== Information shown ==

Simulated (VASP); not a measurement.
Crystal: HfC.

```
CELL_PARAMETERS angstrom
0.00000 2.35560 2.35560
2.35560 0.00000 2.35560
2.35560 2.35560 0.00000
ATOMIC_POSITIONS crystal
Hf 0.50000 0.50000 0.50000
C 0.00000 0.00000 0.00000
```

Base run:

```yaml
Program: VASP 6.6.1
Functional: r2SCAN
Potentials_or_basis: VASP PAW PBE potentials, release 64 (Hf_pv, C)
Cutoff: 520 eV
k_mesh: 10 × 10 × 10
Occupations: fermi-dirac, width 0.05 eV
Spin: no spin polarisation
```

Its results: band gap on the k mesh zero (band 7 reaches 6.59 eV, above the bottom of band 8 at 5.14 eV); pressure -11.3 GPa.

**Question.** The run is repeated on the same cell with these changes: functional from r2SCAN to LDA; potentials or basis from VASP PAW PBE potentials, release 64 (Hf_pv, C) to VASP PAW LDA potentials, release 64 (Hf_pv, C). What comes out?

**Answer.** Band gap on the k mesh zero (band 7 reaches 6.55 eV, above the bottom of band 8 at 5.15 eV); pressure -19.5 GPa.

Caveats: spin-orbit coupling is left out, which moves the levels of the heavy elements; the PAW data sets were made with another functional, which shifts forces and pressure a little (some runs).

===

- [Required action]
Find the line with "What comes out?" in the entries above. Retype it and each line after it, exactly, through the line with "pressure -19.5 GPa.", and stop there.

- [Written reply]
**Question.** The run is repeated on the same cell with these changes: functional from r2SCAN to LDA; potentials or basis from VASP PAW PBE potentials, release 64 (Hf_pv, C) to VASP PAW LDA potentials, release 64 (Hf_pv, C). What comes out?

**Answer.** Band gap on the k mesh zero (band 7 reaches 6.55 eV, above the bottom of band 8 at 5.15 eV); pressure -19.5 GPa.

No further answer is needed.